Start of INFORMATION GIVEN
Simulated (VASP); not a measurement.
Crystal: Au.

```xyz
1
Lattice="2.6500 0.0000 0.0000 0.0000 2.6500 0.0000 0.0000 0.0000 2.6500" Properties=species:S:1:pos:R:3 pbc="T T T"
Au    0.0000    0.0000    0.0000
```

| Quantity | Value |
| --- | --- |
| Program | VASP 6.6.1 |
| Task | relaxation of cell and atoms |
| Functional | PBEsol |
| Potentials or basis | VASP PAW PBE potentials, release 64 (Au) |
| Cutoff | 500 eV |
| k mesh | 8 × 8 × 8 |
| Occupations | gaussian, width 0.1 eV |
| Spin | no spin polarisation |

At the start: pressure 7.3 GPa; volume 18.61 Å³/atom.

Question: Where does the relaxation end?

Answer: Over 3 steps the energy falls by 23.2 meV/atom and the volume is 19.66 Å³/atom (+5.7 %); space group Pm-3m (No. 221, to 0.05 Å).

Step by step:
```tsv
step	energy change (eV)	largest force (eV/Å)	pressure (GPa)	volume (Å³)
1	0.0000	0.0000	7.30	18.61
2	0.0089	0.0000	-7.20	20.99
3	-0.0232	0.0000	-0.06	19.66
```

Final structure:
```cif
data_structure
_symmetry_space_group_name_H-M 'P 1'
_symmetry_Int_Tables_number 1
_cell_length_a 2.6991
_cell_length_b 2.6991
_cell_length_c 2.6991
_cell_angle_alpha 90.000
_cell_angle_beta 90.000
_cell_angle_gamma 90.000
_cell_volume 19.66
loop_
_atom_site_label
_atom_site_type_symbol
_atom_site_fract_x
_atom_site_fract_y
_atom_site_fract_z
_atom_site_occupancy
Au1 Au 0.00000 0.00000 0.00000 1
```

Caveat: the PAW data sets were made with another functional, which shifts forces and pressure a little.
End of INFORMATION GIVEN

— ACTIVITY —
Copy back the listing above exactly, but only from the line with "Cutoff | 500 eV |" through the line with "Question: Where does the relaxation end?", both ends included.

— RESPONSE AREA —
| Cutoff | 500 eV |
| k mesh | 8 × 8 × 8 |
| Occupations | gaussian, width 0.1 eV |
| Spin | no spin polarisation |

At the start: pressure 7.3 GPa; volume 18.61 Å³/atom.

Question: Where does the relaxation end?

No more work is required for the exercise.